### ASSIGNMENT
Up to and including the line that contains "## 1. The structure", write out each line of the material from its first line, exactly.

BEGIN

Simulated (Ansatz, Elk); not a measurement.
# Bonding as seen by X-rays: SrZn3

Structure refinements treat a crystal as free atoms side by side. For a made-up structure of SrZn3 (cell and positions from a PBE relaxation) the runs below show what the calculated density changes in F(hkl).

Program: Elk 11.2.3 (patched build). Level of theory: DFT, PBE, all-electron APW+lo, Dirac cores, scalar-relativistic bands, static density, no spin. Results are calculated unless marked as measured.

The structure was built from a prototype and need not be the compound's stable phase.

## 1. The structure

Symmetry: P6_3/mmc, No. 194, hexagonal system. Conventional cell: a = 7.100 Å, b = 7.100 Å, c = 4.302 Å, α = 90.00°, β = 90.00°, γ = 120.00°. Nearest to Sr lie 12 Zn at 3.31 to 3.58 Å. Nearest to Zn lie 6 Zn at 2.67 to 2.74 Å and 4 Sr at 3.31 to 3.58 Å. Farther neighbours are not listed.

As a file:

END

### ANSWER SECTION
Simulated (Ansatz, Elk); not a measurement.
# Bonding as seen by X-rays: SrZn3

Structure refinements treat a crystal as free atoms side by side. For a made-up structure of SrZn3 (cell and positions from a PBE relaxation) the runs below show what the calculated density changes in F(hkl).

Program: Elk 11.2.3 (patched build). Level of theory: DFT, PBE, all-electron APW+lo, Dirac cores, scalar-relativistic bands, static density, no spin. Results are calculated unless marked as measured.

The structure was built from a prototype and need not be the compound's stable phase.

## 1. The structure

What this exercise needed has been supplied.